Requirement
Print each entry word for word.

************
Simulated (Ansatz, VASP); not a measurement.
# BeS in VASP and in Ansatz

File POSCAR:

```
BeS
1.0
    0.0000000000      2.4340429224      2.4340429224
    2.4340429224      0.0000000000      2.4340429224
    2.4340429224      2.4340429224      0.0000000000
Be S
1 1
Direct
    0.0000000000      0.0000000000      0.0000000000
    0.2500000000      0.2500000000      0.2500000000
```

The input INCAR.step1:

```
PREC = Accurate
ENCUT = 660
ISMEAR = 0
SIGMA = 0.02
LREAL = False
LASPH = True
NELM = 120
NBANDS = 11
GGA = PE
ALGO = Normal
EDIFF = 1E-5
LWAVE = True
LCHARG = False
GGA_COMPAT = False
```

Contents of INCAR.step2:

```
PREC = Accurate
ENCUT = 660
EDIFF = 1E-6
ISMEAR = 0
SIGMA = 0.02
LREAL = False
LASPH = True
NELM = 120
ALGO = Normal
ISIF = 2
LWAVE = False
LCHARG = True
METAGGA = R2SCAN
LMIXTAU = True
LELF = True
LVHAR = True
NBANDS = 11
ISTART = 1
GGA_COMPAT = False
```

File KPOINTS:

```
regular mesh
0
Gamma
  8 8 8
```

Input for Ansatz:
************

Task answer
Simulated (Ansatz, VASP); not a measurement.
# BeS in VASP and in Ansatz

File POSCAR:

```
BeS
1.0
    0.0000000000      2.4340429224      2.4340429224
    2.4340429224      0.0000000000      2.4340429224
    2.4340429224      2.4340429224      0.0000000000
Be S
1 1
Direct
    0.0000000000      0.0000000000      0.0000000000
    0.2500000000      0.2500000000      0.2500000000
```

The input INCAR.step1:

```
PREC = Accurate
ENCUT = 660
ISMEAR = 0
SIGMA = 0.02
LREAL = False
LASPH = True
NELM = 120
NBANDS = 11
GGA = PE
ALGO = Normal
EDIFF = 1E-5
LWAVE = True
LCHARG = False
GGA_COMPAT = False
```

Contents of INCAR.step2:

```
PREC = Accurate
ENCUT = 660
EDIFF = 1E-6
ISMEAR = 0
SIGMA = 0.02
LREAL = False
LASPH = True
NELM = 120
ALGO = Normal
ISIF = 2
LWAVE = False
LCHARG = True
METAGGA = R2SCAN
LMIXTAU = True
LELF = True
LVHAR = True
NBANDS = 11
ISTART = 1
GGA_COMPAT = False
```

File KPOINTS:

```
regular mesh
0
Gamma
  8 8 8
```

Input for Ansatz:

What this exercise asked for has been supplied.